(Records provided Opens)

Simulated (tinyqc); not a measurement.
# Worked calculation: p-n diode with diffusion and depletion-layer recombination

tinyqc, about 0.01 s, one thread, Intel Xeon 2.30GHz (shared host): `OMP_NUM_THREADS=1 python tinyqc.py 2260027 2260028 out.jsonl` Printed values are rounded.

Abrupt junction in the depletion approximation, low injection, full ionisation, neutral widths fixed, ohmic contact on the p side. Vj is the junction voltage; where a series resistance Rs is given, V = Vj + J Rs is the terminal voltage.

(Records provided Closes)

- [Work request] From the first line down to the last, give the records again exactly.

- [Task answer]
Simulated (tinyqc); not a measurement.
# Worked calculation: p-n diode with diffusion and depletion-layer recombination

tinyqc, about 0.01 s, one thread, Intel Xeon 2.30GHz (shared host): `OMP_NUM_THREADS=1 python tinyqc.py 2260027 2260028 out.jsonl` Printed values are rounded.

Abrupt junction in the depletion approximation, low injection, full ionisation, neutral widths fixed, ohmic contact on the p side. Vj is the junction voltage; where a series resistance Rs is given, V = Vj + J Rs is the terminal voltage.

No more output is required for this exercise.